DATA PROVIDED:
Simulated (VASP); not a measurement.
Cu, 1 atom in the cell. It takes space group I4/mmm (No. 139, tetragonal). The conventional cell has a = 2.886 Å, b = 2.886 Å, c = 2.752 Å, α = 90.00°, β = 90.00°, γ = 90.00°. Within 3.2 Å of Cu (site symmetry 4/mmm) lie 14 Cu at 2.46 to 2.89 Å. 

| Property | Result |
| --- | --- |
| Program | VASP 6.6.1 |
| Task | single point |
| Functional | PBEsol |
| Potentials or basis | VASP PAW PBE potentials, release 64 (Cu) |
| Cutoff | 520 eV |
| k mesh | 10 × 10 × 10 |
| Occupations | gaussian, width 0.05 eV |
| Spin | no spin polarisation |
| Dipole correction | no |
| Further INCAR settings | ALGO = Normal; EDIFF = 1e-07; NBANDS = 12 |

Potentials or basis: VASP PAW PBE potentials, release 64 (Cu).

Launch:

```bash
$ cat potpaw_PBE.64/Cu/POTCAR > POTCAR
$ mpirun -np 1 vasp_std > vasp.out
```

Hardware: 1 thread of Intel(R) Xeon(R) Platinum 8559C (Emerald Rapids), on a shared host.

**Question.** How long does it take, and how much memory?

ACTION ITEM: The full listing above should be transcribed exactly.

EXERCISE RESPONSE:
Simulated (VASP); not a measurement.
Cu, 1 atom in the cell. It takes space group I4/mmm (No. 139, tetragonal). The conventional cell has a = 2.886 Å, b = 2.886 Å, c = 2.752 Å, α = 90.00°, β = 90.00°, γ = 90.00°. Within 3.2 Å of Cu (site symmetry 4/mmm) lie 14 Cu at 2.46 to 2.89 Å. 

| Property | Result |
| --- | --- |
| Program | VASP 6.6.1 |
| Task | single point |
| Functional | PBEsol |
| Potentials or basis | VASP PAW PBE potentials, release 64 (Cu) |
| Cutoff | 520 eV |
| k mesh | 10 × 10 × 10 |
| Occupations | gaussian, width 0.05 eV |
| Spin | no spin polarisation |
| Dipole correction | no |
| Further INCAR settings | ALGO = Normal; EDIFF = 1e-07; NBANDS = 12 |

Potentials or basis: VASP PAW PBE potentials, release 64 (Cu).

Launch:

```bash
$ cat potpaw_PBE.64/Cu/POTCAR > POTCAR
$ mpirun -np 1 vasp_std > vasp.out
```

Hardware: 1 thread of Intel(R) Xeon(R) Platinum 8559C (Emerald Rapids), on a shared host.

**Question.** How long does it take, and how much memory?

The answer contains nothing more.